• Work request: Repeat exactly the lines from the start of the entries below through the line containing "none | none | - |". Omit the rest.

Data to examine START
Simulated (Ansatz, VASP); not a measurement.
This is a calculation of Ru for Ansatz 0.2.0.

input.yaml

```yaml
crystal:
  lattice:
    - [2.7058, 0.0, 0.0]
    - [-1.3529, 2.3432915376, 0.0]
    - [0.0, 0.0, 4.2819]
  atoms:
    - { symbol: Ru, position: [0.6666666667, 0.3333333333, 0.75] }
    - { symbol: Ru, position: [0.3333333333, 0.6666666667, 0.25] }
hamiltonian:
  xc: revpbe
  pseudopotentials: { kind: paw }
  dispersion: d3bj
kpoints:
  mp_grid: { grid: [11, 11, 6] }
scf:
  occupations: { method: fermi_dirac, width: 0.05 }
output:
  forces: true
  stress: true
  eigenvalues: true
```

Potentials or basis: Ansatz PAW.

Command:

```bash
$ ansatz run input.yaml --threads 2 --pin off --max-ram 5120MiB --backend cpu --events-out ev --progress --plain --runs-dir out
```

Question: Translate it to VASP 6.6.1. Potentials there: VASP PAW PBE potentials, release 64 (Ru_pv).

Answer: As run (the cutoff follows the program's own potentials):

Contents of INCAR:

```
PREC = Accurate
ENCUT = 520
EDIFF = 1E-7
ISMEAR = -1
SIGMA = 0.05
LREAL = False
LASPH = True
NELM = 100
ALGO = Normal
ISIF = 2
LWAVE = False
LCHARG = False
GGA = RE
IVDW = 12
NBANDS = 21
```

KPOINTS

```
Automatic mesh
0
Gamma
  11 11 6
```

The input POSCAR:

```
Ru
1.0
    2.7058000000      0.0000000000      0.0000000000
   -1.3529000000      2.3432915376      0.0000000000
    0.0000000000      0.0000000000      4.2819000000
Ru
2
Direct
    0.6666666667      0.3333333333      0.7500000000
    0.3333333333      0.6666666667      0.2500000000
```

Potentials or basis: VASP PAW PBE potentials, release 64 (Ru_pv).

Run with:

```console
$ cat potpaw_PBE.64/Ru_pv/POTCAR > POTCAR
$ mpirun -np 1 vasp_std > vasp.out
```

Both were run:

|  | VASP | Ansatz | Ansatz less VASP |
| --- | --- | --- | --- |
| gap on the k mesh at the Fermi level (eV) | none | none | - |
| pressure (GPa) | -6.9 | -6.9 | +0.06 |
Data to examine END

• Answer box:
Simulated (Ansatz, VASP); not a measurement.
This is a calculation of Ru for Ansatz 0.2.0.

input.yaml

```yaml
crystal:
  lattice:
    - [2.7058, 0.0, 0.0]
    - [-1.3529, 2.3432915376, 0.0]
    - [0.0, 0.0, 4.2819]
  atoms:
    - { symbol: Ru, position: [0.6666666667, 0.3333333333, 0.75] }
    - { symbol: Ru, position: [0.3333333333, 0.6666666667, 0.25] }
hamiltonian:
  xc: revpbe
  pseudopotentials: { kind: paw }
  dispersion: d3bj
kpoints:
  mp_grid: { grid: [11, 11, 6] }
scf:
  occupations: { method: fermi_dirac, width: 0.05 }
output:
  forces: true
  stress: true
  eigenvalues: true
```

Potentials or basis: Ansatz PAW.

Command:

```bash
$ ansatz run input.yaml --threads 2 --pin off --max-ram 5120MiB --backend cpu --events-out ev --progress --plain --runs-dir out
```

Question: Translate it to VASP 6.6.1. Potentials there: VASP PAW PBE potentials, release 64 (Ru_pv).

Answer: As run (the cutoff follows the program's own potentials):

Contents of INCAR:

```
PREC = Accurate
ENCUT = 520
EDIFF = 1E-7
ISMEAR = -1
SIGMA = 0.05
LREAL = False
LASPH = True
NELM = 100
ALGO = Normal
ISIF = 2
LWAVE = False
LCHARG = False
GGA = RE
IVDW = 12
NBANDS = 21
```

KPOINTS

```
Automatic mesh
0
Gamma
  11 11 6
```

The input POSCAR:

```
Ru
1.0
    2.7058000000      0.0000000000      0.0000000000
   -1.3529000000      2.3432915376      0.0000000000
    0.0000000000      0.0000000000      4.2819000000
Ru
2
Direct
    0.6666666667      0.3333333333      0.7500000000
    0.3333333333      0.6666666667      0.2500000000
```

Potentials or basis: VASP PAW PBE potentials, release 64 (Ru_pv).

Run with:

```console
$ cat potpaw_PBE.64/Ru_pv/POTCAR > POTCAR
$ mpirun -np 1 vasp_std > vasp.out
```

Both were run:

|  | VASP | Ansatz | Ansatz less VASP |
| --- | --- | --- | --- |
| gap on the k mesh at the Fermi level (eV) | none | none | - |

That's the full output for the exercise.